Only the opening lines of the listing, through the one with "Run time, properties", are to be retyped, each exactly as it stands.

* * * * * * *

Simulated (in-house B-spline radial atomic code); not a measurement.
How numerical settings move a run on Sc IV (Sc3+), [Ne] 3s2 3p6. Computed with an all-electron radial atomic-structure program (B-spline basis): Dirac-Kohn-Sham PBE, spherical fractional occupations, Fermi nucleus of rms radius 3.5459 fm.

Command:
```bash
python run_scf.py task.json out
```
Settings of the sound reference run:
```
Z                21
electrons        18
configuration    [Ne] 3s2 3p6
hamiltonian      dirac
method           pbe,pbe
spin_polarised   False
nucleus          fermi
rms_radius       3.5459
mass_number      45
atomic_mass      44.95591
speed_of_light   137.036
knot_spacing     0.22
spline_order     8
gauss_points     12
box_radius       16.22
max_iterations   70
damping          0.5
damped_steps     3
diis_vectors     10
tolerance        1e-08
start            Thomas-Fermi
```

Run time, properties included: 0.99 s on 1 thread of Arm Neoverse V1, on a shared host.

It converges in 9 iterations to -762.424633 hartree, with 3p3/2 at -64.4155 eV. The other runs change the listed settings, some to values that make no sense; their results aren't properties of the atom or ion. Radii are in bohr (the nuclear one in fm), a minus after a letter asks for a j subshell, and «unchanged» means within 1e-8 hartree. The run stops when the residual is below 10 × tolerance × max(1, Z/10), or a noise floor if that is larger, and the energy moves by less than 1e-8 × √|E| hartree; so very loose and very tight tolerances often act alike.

* * * * * * *

▶ **Written solution**:
Simulated (in-house B-spline radial atomic code); not a measurement.
How numerical settings move a run on Sc IV (Sc3+), [Ne] 3s2 3p6. Computed with an all-electron radial atomic-structure program (B-spline basis): Dirac-Kohn-Sham PBE, spherical fractional occupations, Fermi nucleus of rms radius 3.5459 fm.

Command:
```bash
python run_scf.py task.json out
```
Settings of the sound reference run:
```
Z                21
electrons        18
configuration    [Ne] 3s2 3p6
hamiltonian      dirac
method           pbe,pbe
spin_polarised   False
nucleus          fermi
rms_radius       3.5459
mass_number      45
atomic_mass      44.95591
speed_of_light   137.036
knot_spacing     0.22
spline_order     8
gauss_points     12
box_radius       16.22
max_iterations   70
damping          0.5
damped_steps     3
diis_vectors     10
tolerance        1e-08
start            Thomas-Fermi
```

Run time, properties included: 0.99 s on 1 thread of Arm Neoverse V1, on a shared host.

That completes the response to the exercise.